▶ [Supplied information]
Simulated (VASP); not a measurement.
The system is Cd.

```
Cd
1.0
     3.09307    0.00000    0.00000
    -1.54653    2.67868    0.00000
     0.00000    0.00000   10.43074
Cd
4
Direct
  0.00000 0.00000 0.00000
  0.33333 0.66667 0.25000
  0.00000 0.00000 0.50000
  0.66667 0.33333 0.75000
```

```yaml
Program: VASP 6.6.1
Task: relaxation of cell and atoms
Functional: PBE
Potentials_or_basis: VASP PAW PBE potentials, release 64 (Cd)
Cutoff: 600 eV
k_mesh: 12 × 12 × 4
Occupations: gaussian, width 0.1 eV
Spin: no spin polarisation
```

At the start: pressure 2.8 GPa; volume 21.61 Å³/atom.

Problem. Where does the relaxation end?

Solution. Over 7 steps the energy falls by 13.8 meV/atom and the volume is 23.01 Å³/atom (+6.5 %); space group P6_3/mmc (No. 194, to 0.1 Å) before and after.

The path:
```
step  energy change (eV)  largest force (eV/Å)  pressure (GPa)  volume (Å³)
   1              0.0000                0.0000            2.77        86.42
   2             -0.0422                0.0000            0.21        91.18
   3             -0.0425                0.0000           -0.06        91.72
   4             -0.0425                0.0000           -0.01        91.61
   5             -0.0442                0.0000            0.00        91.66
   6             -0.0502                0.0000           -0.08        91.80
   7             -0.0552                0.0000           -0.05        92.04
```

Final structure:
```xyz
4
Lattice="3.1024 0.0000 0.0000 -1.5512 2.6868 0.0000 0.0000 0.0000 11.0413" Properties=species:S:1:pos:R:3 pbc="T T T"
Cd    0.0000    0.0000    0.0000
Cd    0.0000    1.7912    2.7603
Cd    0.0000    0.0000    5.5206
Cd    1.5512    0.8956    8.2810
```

▶ [Assignment]
Which lines run from the first of the listing to the line containing "Problem. Where does the relaxation end?"? Reproduce those exactly, both ends included.

▶ [Task result]
Simulated (VASP); not a measurement.
The system is Cd.

```
Cd
1.0
     3.09307    0.00000    0.00000
    -1.54653    2.67868    0.00000
     0.00000    0.00000   10.43074
Cd
4
Direct
  0.00000 0.00000 0.00000
  0.33333 0.66667 0.25000
  0.00000 0.00000 0.50000
  0.66667 0.33333 0.75000
```

```yaml
Program: VASP 6.6.1
Task: relaxation of cell and atoms
Functional: PBE
Potentials_or_basis: VASP PAW PBE potentials, release 64 (Cd)
Cutoff: 600 eV
k_mesh: 12 × 12 × 4
Occupations: gaussian, width 0.1 eV
Spin: no spin polarisation
```

At the start: pressure 2.8 GPa; volume 21.61 Å³/atom.

Problem. Where does the relaxation end?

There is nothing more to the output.